## Action item
Print the first line of the material below and each line after it, exactly as written, ending with the line that contains "Energies over the".

## Data supplied
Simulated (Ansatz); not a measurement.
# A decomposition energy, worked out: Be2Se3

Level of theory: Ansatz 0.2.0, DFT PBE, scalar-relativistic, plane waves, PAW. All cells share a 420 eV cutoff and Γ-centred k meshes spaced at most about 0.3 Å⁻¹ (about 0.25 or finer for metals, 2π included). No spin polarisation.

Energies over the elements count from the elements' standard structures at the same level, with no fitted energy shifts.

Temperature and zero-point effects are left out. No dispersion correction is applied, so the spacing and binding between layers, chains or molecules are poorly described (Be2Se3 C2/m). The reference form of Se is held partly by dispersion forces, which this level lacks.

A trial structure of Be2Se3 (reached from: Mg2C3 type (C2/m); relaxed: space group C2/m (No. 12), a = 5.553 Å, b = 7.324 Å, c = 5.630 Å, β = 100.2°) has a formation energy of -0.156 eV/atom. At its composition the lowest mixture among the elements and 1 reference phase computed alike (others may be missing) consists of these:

## Result
Simulated (Ansatz); not a measurement.
# A decomposition energy, worked out: Be2Se3

Level of theory: Ansatz 0.2.0, DFT PBE, scalar-relativistic, plane waves, PAW. All cells share a 420 eV cutoff and Γ-centred k meshes spaced at most about 0.3 Å⁻¹ (about 0.25 or finer for metals, 2π included). No spin polarisation.

Energies over the elements count from the elements' standard structures at the same level, with no fitted energy shifts.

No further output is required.